Task item: Output the data below exactly.

┄┄┄┄┄┄

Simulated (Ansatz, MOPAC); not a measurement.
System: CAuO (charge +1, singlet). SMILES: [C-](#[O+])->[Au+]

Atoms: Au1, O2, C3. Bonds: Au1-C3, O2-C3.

┄┄┄┄┄┄

Exercise result:
Simulated (Ansatz, MOPAC); not a measurement.
System: CAuO (charge +1, singlet). SMILES: [C-](#[O+])->[Au+]

Atoms: Au1, O2, C3. Bonds: Au1-C3, O2-C3.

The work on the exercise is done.